Transcribe the material from its first line onward, ending with the line that contains "5.81 | 34.97 |" and adding nothing beyond it.

---------- Information given ----------

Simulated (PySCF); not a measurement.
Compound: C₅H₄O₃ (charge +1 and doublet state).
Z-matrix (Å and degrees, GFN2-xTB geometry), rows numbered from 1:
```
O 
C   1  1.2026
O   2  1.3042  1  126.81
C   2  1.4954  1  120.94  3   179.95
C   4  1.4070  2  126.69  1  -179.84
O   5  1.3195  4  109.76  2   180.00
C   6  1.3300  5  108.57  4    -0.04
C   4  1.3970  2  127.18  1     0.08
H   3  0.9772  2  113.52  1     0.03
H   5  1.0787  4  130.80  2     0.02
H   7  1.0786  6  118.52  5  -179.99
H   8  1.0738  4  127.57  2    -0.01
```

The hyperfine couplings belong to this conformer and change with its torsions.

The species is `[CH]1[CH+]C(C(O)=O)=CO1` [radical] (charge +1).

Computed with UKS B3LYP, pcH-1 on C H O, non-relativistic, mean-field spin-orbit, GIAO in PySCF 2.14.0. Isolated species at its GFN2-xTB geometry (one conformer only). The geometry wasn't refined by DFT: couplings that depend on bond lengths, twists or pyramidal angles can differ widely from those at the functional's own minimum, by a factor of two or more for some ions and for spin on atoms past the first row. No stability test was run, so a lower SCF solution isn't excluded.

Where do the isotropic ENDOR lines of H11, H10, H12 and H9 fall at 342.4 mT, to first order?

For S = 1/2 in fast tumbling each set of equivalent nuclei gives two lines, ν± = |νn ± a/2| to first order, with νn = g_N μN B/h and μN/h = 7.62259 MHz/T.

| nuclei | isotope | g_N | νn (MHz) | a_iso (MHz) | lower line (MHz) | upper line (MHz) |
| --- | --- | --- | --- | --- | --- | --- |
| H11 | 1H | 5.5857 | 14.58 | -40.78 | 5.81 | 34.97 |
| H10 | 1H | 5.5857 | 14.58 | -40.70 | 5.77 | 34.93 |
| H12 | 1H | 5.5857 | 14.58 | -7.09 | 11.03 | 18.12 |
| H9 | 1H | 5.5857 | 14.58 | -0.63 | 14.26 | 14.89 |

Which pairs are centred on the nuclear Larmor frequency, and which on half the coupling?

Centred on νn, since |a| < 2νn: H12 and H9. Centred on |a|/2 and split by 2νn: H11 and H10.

----------

### Exercise output
Simulated (PySCF); not a measurement.
Compound: C₅H₄O₃ (charge +1 and doublet state).
Z-matrix (Å and degrees, GFN2-xTB geometry), rows numbered from 1:
```
O 
C   1  1.2026
O   2  1.3042  1  126.81
C   2  1.4954  1  120.94  3   179.95
C   4  1.4070  2  126.69  1  -179.84
O   5  1.3195  4  109.76  2   180.00
C   6  1.3300  5  108.57  4    -0.04
C   4  1.3970  2  127.18  1     0.08
H   3  0.9772  2  113.52  1     0.03
H   5  1.0787  4  130.80  2     0.02
H   7  1.0786  6  118.52  5  -179.99
H   8  1.0738  4  127.57  2    -0.01
```

The hyperfine couplings belong to this conformer and change with its torsions.

The species is `[CH]1[CH+]C(C(O)=O)=CO1` [radical] (charge +1).

Computed with UKS B3LYP, pcH-1 on C H O, non-relativistic, mean-field spin-orbit, GIAO in PySCF 2.14.0. Isolated species at its GFN2-xTB geometry (one conformer only). The geometry wasn't refined by DFT: couplings that depend on bond lengths, twists or pyramidal angles can differ widely from those at the functional's own minimum, by a factor of two or more for some ions and for spin on atoms past the first row. No stability test was run, so a lower SCF solution isn't excluded.

Where do the isotropic ENDOR lines of H11, H10, H12 and H9 fall at 342.4 mT, to first order?

For S = 1/2 in fast tumbling each set of equivalent nuclei gives two lines, ν± = |νn ± a/2| to first order, with νn = g_N μN B/h and μN/h = 7.62259 MHz/T.

| nuclei | isotope | g_N | νn (MHz) | a_iso (MHz) | lower line (MHz) | upper line (MHz) |
| --- | --- | --- | --- | --- | --- | --- |
| H11 | 1H | 5.5857 | 14.58 | -40.78 | 5.81 | 34.97 |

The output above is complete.